#### DATA EXTRACTS
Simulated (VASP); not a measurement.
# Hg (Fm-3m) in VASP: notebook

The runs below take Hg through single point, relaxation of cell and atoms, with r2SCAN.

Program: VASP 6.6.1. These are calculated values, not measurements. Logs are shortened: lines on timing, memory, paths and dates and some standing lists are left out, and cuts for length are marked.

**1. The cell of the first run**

#### EXERCISE
Word for word, write out all the lines shown above.

#### WRITTEN ANSWER
Simulated (VASP); not a measurement.
# Hg (Fm-3m) in VASP: notebook

The runs below take Hg through single point, relaxation of cell and atoms, with r2SCAN.

Program: VASP 6.6.1. These are calculated values, not measurements. Logs are shortened: lines on timing, memory, paths and dates and some standing lists are left out, and cuts for length are marked.

**1. The cell of the first run**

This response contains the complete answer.